--------------------------------------------------

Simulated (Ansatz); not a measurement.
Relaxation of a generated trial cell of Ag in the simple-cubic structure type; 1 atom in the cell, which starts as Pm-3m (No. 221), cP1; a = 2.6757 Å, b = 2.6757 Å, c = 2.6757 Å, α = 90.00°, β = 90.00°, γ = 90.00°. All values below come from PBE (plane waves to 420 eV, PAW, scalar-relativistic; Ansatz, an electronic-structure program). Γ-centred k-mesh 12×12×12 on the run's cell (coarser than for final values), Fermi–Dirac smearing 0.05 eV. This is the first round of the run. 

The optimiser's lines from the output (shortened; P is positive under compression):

--------------------------------------------------

### Work request
Without leaving anything out, quote all the data.

### Solution
Simulated (Ansatz); not a measurement.
Relaxation of a generated trial cell of Ag in the simple-cubic structure type; 1 atom in the cell, which starts as Pm-3m (No. 221), cP1; a = 2.6757 Å, b = 2.6757 Å, c = 2.6757 Å, α = 90.00°, β = 90.00°, γ = 90.00°. All values below come from PBE (plane waves to 420 eV, PAW, scalar-relativistic; Ansatz, an electronic-structure program). Γ-centred k-mesh 12×12×12 on the run's cell (coarser than for final values), Fermi–Dirac smearing 0.05 eV. This is the first round of the run. 

The optimiser's lines from the output (shortened; P is positive under compression):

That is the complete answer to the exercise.